────────

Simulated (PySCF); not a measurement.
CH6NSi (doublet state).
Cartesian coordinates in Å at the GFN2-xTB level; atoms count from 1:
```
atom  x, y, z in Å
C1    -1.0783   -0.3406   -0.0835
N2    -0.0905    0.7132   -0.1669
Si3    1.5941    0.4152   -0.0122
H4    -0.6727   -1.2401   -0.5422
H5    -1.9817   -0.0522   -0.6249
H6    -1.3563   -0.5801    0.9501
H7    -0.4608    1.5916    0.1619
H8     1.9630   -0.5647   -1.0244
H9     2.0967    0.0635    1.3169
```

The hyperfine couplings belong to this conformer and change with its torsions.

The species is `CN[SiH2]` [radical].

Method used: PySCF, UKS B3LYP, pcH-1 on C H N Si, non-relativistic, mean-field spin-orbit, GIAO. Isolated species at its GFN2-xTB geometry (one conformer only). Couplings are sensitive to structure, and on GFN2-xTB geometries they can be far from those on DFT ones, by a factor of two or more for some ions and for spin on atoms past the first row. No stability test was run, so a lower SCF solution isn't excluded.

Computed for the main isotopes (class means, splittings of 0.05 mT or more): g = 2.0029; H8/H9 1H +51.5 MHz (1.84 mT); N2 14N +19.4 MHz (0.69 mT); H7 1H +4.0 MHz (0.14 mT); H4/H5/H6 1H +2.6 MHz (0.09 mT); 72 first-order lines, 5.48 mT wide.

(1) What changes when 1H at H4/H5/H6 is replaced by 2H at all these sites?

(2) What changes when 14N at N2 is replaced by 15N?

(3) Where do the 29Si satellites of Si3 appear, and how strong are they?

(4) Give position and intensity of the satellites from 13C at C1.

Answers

────────

_Required action:_ What is needed is an exact repetition of the lines from the first line of the records through the line containing "The species is", both ends included, and nothing more.

_Answer box:_
Simulated (PySCF); not a measurement.
CH6NSi (doublet state).
Cartesian coordinates in Å at the GFN2-xTB level; atoms count from 1:
```
atom  x, y, z in Å
C1    -1.0783   -0.3406   -0.0835
N2    -0.0905    0.7132   -0.1669
Si3    1.5941    0.4152   -0.0122
H4    -0.6727   -1.2401   -0.5422
H5    -1.9817   -0.0522   -0.6249
H6    -1.3563   -0.5801    0.9501
H7    -0.4608    1.5916    0.1619
H8     1.9630   -0.5647   -1.0244
H9     2.0967    0.0635    1.3169
```

The hyperfine couplings belong to this conformer and change with its torsions.

The species is `CN[SiH2]` [radical].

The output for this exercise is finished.